Exercise — Could you return the listing below exactly, with every line intact?

Extracted information —
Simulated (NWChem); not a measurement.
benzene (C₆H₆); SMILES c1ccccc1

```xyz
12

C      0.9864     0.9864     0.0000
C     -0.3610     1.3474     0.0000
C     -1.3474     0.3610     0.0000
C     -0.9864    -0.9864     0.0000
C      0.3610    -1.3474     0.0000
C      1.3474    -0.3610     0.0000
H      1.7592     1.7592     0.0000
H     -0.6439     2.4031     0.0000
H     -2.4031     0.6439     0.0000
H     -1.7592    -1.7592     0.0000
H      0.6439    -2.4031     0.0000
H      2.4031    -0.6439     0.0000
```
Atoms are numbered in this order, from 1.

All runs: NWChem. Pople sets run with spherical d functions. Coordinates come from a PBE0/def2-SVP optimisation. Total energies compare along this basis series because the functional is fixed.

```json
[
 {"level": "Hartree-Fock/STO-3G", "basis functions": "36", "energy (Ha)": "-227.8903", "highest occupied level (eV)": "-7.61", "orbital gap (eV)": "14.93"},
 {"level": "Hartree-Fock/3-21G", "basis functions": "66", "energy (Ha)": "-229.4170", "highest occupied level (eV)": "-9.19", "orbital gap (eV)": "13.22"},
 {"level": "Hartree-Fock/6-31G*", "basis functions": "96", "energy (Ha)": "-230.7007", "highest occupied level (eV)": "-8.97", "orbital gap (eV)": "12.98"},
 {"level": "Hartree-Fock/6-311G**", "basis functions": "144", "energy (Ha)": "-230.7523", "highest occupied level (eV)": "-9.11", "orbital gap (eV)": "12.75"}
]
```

Expected answer —
Simulated (NWChem); not a measurement.
benzene (C₆H₆); SMILES c1ccccc1

```xyz
12

C      0.9864     0.9864     0.0000
C     -0.3610     1.3474     0.0000
C     -1.3474     0.3610     0.0000
C     -0.9864    -0.9864     0.0000
C      0.3610    -1.3474     0.0000
C      1.3474    -0.3610     0.0000
H      1.7592     1.7592     0.0000
H     -0.6439     2.4031     0.0000
H     -2.4031     0.6439     0.0000
H     -1.7592    -1.7592     0.0000
H      0.6439    -2.4031     0.0000
H      2.4031    -0.6439     0.0000
```
Atoms are numbered in this order, from 1.

All runs: NWChem. Pople sets run with spherical d functions. Coordinates come from a PBE0/def2-SVP optimisation. Total energies compare along this basis series because the functional is fixed.

```json
[
 {"level": "Hartree-Fock/STO-3G", "basis functions": "36", "energy (Ha)": "-227.8903", "highest occupied level (eV)": "-7.61", "orbital gap (eV)": "14.93"},
 {"level": "Hartree-Fock/3-21G", "basis functions": "66", "energy (Ha)": "-229.4170", "highest occupied level (eV)": "-9.19", "orbital gap (eV)": "13.22"},
 {"level": "Hartree-Fock/6-31G*", "basis functions": "96", "energy (Ha)": "-230.7007", "highest occupied level (eV)": "-8.97", "orbital gap (eV)": "12.98"},
 {"level": "Hartree-Fock/6-311G**", "basis functions": "144", "energy (Ha)": "-230.7523", "highest occupied level (eV)": "-9.11", "orbital gap (eV)": "12.75"}
]
```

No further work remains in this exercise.